> _Work item_:
When you reach the line that contains "Space group Pm-3m;" in the data below, start reproducing lines exactly, and stop after the line that contains "between the atoms.**".

> _Provided data_:
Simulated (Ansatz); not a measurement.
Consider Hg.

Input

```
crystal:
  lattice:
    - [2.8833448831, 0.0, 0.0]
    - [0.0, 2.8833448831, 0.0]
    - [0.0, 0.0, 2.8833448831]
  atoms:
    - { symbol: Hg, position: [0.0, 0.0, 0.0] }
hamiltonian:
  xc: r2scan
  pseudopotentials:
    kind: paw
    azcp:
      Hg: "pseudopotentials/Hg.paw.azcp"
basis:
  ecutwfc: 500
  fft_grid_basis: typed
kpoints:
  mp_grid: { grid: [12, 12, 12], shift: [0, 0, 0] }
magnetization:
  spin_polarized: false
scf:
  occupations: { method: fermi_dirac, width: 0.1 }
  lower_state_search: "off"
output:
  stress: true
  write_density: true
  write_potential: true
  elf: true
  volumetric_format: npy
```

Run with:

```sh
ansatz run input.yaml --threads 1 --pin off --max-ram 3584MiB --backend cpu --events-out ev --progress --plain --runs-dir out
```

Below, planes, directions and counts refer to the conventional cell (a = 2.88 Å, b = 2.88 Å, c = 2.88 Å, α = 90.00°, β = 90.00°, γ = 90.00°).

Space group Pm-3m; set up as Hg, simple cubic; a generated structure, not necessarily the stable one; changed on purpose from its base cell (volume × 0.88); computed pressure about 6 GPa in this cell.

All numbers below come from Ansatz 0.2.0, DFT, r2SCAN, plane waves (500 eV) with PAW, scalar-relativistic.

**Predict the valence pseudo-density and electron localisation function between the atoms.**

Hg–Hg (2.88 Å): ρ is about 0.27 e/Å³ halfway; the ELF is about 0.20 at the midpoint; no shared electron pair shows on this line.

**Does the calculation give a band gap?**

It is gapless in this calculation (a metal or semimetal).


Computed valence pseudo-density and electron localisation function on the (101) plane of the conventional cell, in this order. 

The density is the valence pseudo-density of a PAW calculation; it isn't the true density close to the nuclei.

> _Solution_:
Space group Pm-3m; set up as Hg, simple cubic; a generated structure, not necessarily the stable one; changed on purpose from its base cell (volume × 0.88); computed pressure about 6 GPa in this cell.

All numbers below come from Ansatz 0.2.0, DFT, r2SCAN, plane waves (500 eV) with PAW, scalar-relativistic.

**Predict the valence pseudo-density and electron localisation function between the atoms.**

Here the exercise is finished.